→ Material provided:
....
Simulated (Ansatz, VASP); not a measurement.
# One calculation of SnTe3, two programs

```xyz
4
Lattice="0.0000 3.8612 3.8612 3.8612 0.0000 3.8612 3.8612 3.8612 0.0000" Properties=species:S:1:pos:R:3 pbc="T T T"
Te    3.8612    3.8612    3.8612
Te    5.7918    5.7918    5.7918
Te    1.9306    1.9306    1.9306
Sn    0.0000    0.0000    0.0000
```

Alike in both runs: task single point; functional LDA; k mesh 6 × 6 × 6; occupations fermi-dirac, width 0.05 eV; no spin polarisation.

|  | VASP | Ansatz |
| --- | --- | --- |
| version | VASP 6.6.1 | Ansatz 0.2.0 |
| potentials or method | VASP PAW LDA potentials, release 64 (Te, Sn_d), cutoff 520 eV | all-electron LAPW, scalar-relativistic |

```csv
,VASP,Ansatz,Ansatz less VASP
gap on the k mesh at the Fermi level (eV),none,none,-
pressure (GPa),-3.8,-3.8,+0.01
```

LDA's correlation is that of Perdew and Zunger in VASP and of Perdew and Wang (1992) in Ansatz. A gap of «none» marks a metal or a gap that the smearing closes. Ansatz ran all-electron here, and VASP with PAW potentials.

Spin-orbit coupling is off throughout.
....

→ Work order: Start at the first line of the material. Reproduce every line exactly, ending with the line that holds "LDA's correlation is".

→ Expected answer:
Simulated (Ansatz, VASP); not a measurement.
# One calculation of SnTe3, two programs

```xyz
4
Lattice="0.0000 3.8612 3.8612 3.8612 0.0000 3.8612 3.8612 3.8612 0.0000" Properties=species:S:1:pos:R:3 pbc="T T T"
Te    3.8612    3.8612    3.8612
Te    5.7918    5.7918    5.7918
Te    1.9306    1.9306    1.9306
Sn    0.0000    0.0000    0.0000
```

Alike in both runs: task single point; functional LDA; k mesh 6 × 6 × 6; occupations fermi-dirac, width 0.05 eV; no spin polarisation.

|  | VASP | Ansatz |
| --- | --- | --- |
| version | VASP 6.6.1 | Ansatz 0.2.0 |
| potentials or method | VASP PAW LDA potentials, release 64 (Te, Sn_d), cutoff 520 eV | all-electron LAPW, scalar-relativistic |

```csv
,VASP,Ansatz,Ansatz less VASP
gap on the k mesh at the Fermi level (eV),none,none,-
pressure (GPa),-3.8,-3.8,+0.01
```

LDA's correlation is that of Perdew and Zunger in VASP and of Perdew and Wang (1992) in Ansatz. A gap of «none» marks a metal or a gap that the smearing closes. Ansatz ran all-electron here, and VASP with PAW potentials.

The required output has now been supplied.